**Work order**
In the material below, the lines from the one containing "Caveats: some runs" through the one containing "A k mesh can" are to be given again exactly, ends included, and no others.

START Data records
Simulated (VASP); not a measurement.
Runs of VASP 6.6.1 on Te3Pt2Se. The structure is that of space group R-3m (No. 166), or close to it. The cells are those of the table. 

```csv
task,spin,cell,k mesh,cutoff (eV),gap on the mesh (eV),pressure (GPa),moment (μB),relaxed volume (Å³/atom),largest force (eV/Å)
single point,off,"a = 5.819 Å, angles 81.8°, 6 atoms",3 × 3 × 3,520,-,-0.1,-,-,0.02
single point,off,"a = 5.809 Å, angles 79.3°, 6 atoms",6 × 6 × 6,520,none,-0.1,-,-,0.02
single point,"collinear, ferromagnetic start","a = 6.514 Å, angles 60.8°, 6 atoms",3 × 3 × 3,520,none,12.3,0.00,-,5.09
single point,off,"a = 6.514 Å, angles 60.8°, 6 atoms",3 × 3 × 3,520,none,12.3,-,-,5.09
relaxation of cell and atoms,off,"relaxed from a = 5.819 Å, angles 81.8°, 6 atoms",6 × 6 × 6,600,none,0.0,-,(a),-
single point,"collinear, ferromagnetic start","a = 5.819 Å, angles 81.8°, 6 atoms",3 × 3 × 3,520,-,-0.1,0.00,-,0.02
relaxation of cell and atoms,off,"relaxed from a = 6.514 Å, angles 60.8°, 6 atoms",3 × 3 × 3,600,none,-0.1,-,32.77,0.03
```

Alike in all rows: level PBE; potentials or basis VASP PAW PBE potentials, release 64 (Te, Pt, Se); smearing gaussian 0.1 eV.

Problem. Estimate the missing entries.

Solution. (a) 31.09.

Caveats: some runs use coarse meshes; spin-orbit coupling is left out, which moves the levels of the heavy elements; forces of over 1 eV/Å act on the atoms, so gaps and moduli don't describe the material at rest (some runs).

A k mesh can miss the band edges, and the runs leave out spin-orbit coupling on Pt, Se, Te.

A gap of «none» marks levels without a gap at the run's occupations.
END Data records

**Worked solution**
Caveats: some runs use coarse meshes; spin-orbit coupling is left out, which moves the levels of the heavy elements; forces of over 1 eV/Å act on the atoms, so gaps and moduli don't describe the material at rest (some runs).

A k mesh can miss the band edges, and the runs leave out spin-orbit coupling on Pt, Se, Te.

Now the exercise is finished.